▸ **Data provided**
↓

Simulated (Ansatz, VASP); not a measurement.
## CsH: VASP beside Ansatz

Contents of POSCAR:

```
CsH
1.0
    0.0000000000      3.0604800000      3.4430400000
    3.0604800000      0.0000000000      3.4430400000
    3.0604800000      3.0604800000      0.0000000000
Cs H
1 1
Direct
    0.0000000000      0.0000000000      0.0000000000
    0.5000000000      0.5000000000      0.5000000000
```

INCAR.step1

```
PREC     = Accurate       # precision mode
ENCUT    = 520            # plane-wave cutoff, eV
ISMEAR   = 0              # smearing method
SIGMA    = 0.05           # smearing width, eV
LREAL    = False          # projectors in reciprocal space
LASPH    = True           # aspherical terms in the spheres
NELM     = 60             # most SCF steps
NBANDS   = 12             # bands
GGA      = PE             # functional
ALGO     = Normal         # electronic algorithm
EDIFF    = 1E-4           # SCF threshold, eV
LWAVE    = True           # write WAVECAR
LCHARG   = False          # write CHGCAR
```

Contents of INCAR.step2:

↑

▸ **Work order**
What is needed is a faithful transcription of every entry.

▸ **Written reply**
Simulated (Ansatz, VASP); not a measurement.
## CsH: VASP beside Ansatz

Contents of POSCAR:

```
CsH
1.0
    0.0000000000      3.0604800000      3.4430400000
    3.0604800000      0.0000000000      3.4430400000
    3.0604800000      3.0604800000      0.0000000000
Cs H
1 1
Direct
    0.0000000000      0.0000000000      0.0000000000
    0.5000000000      0.5000000000      0.5000000000
```

INCAR.step1

```
PREC     = Accurate       # precision mode
ENCUT    = 520            # plane-wave cutoff, eV
ISMEAR   = 0              # smearing method
SIGMA    = 0.05           # smearing width, eV
LREAL    = False          # projectors in reciprocal space
LASPH    = True           # aspherical terms in the spheres
NELM     = 60             # most SCF steps
NBANDS   = 12             # bands
GGA      = PE             # functional
ALGO     = Normal         # electronic algorithm
EDIFF    = 1E-4           # SCF threshold, eV
LWAVE    = True           # write WAVECAR
LCHARG   = False          # write CHGCAR
```

Contents of INCAR.step2:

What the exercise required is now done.